--------------------------------------------------

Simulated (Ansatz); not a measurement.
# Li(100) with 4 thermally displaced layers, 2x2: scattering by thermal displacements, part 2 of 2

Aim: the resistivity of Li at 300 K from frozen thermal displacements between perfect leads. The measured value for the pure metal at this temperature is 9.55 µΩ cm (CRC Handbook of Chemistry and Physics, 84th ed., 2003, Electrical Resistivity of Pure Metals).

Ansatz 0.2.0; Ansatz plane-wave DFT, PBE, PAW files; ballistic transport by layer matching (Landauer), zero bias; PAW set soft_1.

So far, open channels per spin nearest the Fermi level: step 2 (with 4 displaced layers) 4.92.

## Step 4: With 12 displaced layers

--------------------------------------------------

ASSIGNMENT:
From the data above, extract every line in its exact form.

YOUR SOLUTION:
Simulated (Ansatz); not a measurement.
# Li(100) with 4 thermally displaced layers, 2x2: scattering by thermal displacements, part 2 of 2

Aim: the resistivity of Li at 300 K from frozen thermal displacements between perfect leads. The measured value for the pure metal at this temperature is 9.55 µΩ cm (CRC Handbook of Chemistry and Physics, 84th ed., 2003, Electrical Resistivity of Pure Metals).

Ansatz 0.2.0; Ansatz plane-wave DFT, PBE, PAW files; ballistic transport by layer matching (Landauer), zero bias; PAW set soft_1.

So far, open channels per spin nearest the Fermi level: step 2 (with 4 displaced layers) 4.92.

## Step 4: With 12 displaced layers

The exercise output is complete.